----------

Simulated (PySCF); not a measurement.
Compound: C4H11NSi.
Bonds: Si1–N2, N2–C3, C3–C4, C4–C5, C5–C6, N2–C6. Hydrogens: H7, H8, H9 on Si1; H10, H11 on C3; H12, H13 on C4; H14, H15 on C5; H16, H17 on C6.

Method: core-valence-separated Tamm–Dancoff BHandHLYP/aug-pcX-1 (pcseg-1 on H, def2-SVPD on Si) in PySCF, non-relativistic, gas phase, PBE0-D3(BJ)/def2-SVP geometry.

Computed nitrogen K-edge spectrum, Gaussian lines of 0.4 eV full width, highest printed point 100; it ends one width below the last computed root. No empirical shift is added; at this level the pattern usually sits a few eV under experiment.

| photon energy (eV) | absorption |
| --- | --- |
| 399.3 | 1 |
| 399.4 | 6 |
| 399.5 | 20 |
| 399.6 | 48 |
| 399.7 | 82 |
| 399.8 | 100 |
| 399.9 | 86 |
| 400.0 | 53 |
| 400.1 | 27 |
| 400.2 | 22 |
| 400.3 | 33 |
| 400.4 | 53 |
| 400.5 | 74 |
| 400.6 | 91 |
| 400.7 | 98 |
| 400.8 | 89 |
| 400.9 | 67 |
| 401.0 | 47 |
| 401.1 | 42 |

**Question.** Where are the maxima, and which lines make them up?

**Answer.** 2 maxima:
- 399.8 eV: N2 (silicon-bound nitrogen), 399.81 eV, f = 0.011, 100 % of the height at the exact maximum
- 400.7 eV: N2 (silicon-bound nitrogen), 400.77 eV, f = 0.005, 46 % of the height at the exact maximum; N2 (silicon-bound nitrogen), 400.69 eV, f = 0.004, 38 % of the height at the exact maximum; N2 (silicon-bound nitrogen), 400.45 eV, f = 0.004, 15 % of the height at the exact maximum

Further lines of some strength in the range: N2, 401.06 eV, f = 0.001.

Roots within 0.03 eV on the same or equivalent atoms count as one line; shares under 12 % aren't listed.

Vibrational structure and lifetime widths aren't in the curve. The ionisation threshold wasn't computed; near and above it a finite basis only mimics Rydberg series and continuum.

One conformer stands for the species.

----------

## WORK INSTRUCTION:
Will you return exactly the lines above from the one with "- 399.8 eV: N2" down to the one with "Further lines of", counting both as part of the range?

## YOUR RESPONSE:
- 399.8 eV: N2 (silicon-bound nitrogen), 399.81 eV, f = 0.011, 100 % of the height at the exact maximum
- 400.7 eV: N2 (silicon-bound nitrogen), 400.77 eV, f = 0.005, 46 % of the height at the exact maximum; N2 (silicon-bound nitrogen), 400.69 eV, f = 0.004, 38 % of the height at the exact maximum; N2 (silicon-bound nitrogen), 400.45 eV, f = 0.004, 15 % of the height at the exact maximum

Further lines of some strength in the range: N2, 401.06 eV, f = 0.001.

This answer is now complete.